▶ Given entries:
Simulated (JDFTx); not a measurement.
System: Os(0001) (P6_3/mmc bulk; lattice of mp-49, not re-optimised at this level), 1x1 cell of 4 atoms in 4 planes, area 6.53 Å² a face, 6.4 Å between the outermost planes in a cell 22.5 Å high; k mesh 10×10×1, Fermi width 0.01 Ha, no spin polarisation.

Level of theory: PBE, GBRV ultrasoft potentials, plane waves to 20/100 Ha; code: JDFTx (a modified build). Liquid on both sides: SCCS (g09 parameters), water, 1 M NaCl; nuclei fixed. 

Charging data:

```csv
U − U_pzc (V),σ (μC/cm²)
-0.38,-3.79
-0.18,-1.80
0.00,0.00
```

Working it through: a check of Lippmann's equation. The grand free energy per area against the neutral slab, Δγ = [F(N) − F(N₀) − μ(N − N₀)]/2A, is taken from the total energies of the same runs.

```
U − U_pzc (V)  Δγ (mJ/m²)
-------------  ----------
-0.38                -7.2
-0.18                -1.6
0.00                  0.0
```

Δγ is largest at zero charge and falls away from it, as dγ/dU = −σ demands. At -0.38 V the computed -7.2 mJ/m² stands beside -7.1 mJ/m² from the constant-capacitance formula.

▶ Brief:
From the top of the material above, please transcribe each line exactly. Include the line with "System: Os(0001) (P6_3/mmc" and end there.

▶ Exercise response:
Simulated (JDFTx); not a measurement.
System: Os(0001) (P6_3/mmc bulk; lattice of mp-49, not re-optimised at this level), 1x1 cell of 4 atoms in 4 planes, area 6.53 Å² a face, 6.4 Å between the outermost planes in a cell 22.5 Å high; k mesh 10×10×1, Fermi width 0.01 Ha, no spin polarisation.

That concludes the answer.